━━━━━━━━━━━━━━━━━━━━━━━━━━━━━━

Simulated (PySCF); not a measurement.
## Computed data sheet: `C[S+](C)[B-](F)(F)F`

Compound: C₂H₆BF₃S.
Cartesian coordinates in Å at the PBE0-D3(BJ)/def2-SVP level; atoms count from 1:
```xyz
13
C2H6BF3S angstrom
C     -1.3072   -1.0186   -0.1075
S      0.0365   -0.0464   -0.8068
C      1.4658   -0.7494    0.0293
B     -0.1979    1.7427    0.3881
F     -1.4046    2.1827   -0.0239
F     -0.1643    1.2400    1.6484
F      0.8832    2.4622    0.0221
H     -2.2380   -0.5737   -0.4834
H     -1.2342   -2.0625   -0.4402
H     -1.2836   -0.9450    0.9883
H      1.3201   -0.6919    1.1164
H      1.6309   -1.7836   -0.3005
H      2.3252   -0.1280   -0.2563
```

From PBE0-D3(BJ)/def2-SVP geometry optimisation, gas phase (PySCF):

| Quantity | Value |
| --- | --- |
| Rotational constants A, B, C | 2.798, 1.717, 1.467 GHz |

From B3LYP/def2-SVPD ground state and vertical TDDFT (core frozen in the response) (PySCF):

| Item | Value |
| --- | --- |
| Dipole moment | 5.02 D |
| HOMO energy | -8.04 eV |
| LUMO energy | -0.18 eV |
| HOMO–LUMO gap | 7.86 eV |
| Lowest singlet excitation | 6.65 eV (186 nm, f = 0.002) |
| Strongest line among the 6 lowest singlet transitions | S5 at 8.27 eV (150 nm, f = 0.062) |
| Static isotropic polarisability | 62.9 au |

━━━━━━━━━━━━━━━━━━━━━━━━━━━━━━

• [BRIEF] Output every record above, exactly as written.

• [WRITTEN SOLUTION]
Simulated (PySCF); not a measurement.
## Computed data sheet: `C[S+](C)[B-](F)(F)F`

Compound: C₂H₆BF₃S.
Cartesian coordinates in Å at the PBE0-D3(BJ)/def2-SVP level; atoms count from 1:
```xyz
13
C2H6BF3S angstrom
C     -1.3072   -1.0186   -0.1075
S      0.0365   -0.0464   -0.8068
C      1.4658   -0.7494    0.0293
B     -0.1979    1.7427    0.3881
F     -1.4046    2.1827   -0.0239
F     -0.1643    1.2400    1.6484
F      0.8832    2.4622    0.0221
H     -2.2380   -0.5737   -0.4834
H     -1.2342   -2.0625   -0.4402
H     -1.2836   -0.9450    0.9883
H      1.3201   -0.6919    1.1164
H      1.6309   -1.7836   -0.3005
H      2.3252   -0.1280   -0.2563
```

From PBE0-D3(BJ)/def2-SVP geometry optimisation, gas phase (PySCF):

| Quantity | Value |
| --- | --- |
| Rotational constants A, B, C | 2.798, 1.717, 1.467 GHz |

From B3LYP/def2-SVPD ground state and vertical TDDFT (core frozen in the response) (PySCF):

| Item | Value |
| --- | --- |
| Dipole moment | 5.02 D |
| HOMO energy | -8.04 eV |
| LUMO energy | -0.18 eV |
| HOMO–LUMO gap | 7.86 eV |
| Lowest singlet excitation | 6.65 eV (186 nm, f = 0.002) |
| Strongest line among the 6 lowest singlet transitions | S5 at 8.27 eV (150 nm, f = 0.062) |
| Static isotropic polarisability | 62.9 au |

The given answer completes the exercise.